| Requirement |
Without skipping a line, reproduce the entries exactly.

__________________________________________________

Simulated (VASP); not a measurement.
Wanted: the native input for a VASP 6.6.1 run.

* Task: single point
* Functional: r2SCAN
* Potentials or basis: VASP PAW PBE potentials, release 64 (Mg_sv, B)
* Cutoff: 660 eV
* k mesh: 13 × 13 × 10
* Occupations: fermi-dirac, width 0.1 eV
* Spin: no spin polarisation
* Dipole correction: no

__________________________________________________

| Your response |
Simulated (VASP); not a measurement.
Wanted: the native input for a VASP 6.6.1 run.

* Task: single point
* Functional: r2SCAN
* Potentials or basis: VASP PAW PBE potentials, release 64 (Mg_sv, B)
* Cutoff: 660 eV
* k mesh: 13 × 13 × 10
* Occupations: fermi-dirac, width 0.1 eV
* Spin: no spin polarisation
* Dipole correction: no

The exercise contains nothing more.